- - -

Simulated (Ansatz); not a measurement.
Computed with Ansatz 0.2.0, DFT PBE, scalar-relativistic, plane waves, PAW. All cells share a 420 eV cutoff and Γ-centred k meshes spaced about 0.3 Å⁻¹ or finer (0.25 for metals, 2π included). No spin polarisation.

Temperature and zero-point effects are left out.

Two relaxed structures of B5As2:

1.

- - -

**ACTION ITEM**:
Each entry should be duplicated exactly as it was given.

**TASK SOLUTION**:
Simulated (Ansatz); not a measurement.
Computed with Ansatz 0.2.0, DFT PBE, scalar-relativistic, plane waves, PAW. All cells share a 420 eV cutoff and Γ-centred k meshes spaced about 0.3 Å⁻¹ or finer (0.25 for metals, 2π included). No spin polarisation.

Temperature and zero-point effects are left out.

Two relaxed structures of B5As2:

1.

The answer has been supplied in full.